_Extracted information_.
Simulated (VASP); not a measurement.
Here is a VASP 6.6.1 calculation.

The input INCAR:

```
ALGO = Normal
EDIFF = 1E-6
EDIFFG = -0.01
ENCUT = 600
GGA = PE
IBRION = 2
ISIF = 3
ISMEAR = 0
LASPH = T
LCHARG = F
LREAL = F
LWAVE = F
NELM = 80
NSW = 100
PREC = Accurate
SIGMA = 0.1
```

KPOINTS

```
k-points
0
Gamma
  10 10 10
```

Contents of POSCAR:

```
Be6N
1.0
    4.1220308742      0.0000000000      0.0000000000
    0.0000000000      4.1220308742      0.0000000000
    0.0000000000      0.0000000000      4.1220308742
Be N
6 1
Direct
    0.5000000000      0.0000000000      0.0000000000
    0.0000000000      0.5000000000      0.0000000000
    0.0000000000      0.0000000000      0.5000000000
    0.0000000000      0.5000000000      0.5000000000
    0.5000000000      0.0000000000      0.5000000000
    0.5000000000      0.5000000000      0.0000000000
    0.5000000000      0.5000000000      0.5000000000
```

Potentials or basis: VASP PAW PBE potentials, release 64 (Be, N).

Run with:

_Assignment_. Copy out all of the material, word for word.

_Your solution_.
Simulated (VASP); not a measurement.
Here is a VASP 6.6.1 calculation.

The input INCAR:

```
ALGO = Normal
EDIFF = 1E-6
EDIFFG = -0.01
ENCUT = 600
GGA = PE
IBRION = 2
ISIF = 3
ISMEAR = 0
LASPH = T
LCHARG = F
LREAL = F
LWAVE = F
NELM = 80
NSW = 100
PREC = Accurate
SIGMA = 0.1
```

KPOINTS

```
k-points
0
Gamma
  10 10 10
```

Contents of POSCAR:

```
Be6N
1.0
    4.1220308742      0.0000000000      0.0000000000
    0.0000000000      4.1220308742      0.0000000000
    0.0000000000      0.0000000000      4.1220308742
Be N
6 1
Direct
    0.5000000000      0.0000000000      0.0000000000
    0.0000000000      0.5000000000      0.0000000000
    0.0000000000      0.0000000000      0.5000000000
    0.0000000000      0.5000000000      0.5000000000
    0.5000000000      0.0000000000      0.5000000000
    0.5000000000      0.5000000000      0.0000000000
    0.5000000000      0.5000000000      0.5000000000
```

Potentials or basis: VASP PAW PBE potentials, release 64 (Be, N).

Run with:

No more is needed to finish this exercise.